START DATA EXTRACT
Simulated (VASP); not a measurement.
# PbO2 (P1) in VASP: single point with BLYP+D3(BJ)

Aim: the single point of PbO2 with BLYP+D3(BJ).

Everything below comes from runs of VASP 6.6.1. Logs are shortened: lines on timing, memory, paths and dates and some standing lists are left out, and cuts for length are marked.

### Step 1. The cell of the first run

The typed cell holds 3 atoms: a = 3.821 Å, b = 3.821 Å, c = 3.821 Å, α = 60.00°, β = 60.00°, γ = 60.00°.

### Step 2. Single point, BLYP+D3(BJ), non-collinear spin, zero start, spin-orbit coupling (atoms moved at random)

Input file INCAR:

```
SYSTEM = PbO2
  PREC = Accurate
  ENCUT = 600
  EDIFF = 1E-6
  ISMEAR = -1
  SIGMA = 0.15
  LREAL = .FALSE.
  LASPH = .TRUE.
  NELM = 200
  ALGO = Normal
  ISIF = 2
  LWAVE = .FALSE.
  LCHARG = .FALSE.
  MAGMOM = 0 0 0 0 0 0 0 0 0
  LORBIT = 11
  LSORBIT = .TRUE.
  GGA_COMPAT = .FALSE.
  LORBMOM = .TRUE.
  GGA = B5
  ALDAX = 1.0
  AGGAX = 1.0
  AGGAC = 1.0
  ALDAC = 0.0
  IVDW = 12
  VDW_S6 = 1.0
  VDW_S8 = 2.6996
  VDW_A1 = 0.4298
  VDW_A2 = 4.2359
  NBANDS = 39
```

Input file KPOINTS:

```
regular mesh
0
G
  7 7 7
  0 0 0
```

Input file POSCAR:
END DATA EXTRACT

Retype all of the material. Each line must match exactly.

Simulated (VASP); not a measurement.
# PbO2 (P1) in VASP: single point with BLYP+D3(BJ)

Aim: the single point of PbO2 with BLYP+D3(BJ).

Everything below comes from runs of VASP 6.6.1. Logs are shortened: lines on timing, memory, paths and dates and some standing lists are left out, and cuts for length are marked.

### Step 1. The cell of the first run

The typed cell holds 3 atoms: a = 3.821 Å, b = 3.821 Å, c = 3.821 Å, α = 60.00°, β = 60.00°, γ = 60.00°.

### Step 2. Single point, BLYP+D3(BJ), non-collinear spin, zero start, spin-orbit coupling (atoms moved at random)

Input file INCAR:

```
SYSTEM = PbO2
  PREC = Accurate
  ENCUT = 600
  EDIFF = 1E-6
  ISMEAR = -1
  SIGMA = 0.15
  LREAL = .FALSE.
  LASPH = .TRUE.
  NELM = 200
  ALGO = Normal
  ISIF = 2
  LWAVE = .FALSE.
  LCHARG = .FALSE.
  MAGMOM = 0 0 0 0 0 0 0 0 0
  LORBIT = 11
  LSORBIT = .TRUE.
  GGA_COMPAT = .FALSE.
  LORBMOM = .TRUE.
  GGA = B5
  ALDAX = 1.0
  AGGAX = 1.0
  AGGAC = 1.0
  ALDAC = 0.0
  IVDW = 12
  VDW_S6 = 1.0
  VDW_S8 = 2.6996
  VDW_A1 = 0.4298
  VDW_A2 = 4.2359
  NBANDS = 39
```

Input file KPOINTS:

```
regular mesh
0
G
  7 7 7
  0 0 0
```

Input file POSCAR:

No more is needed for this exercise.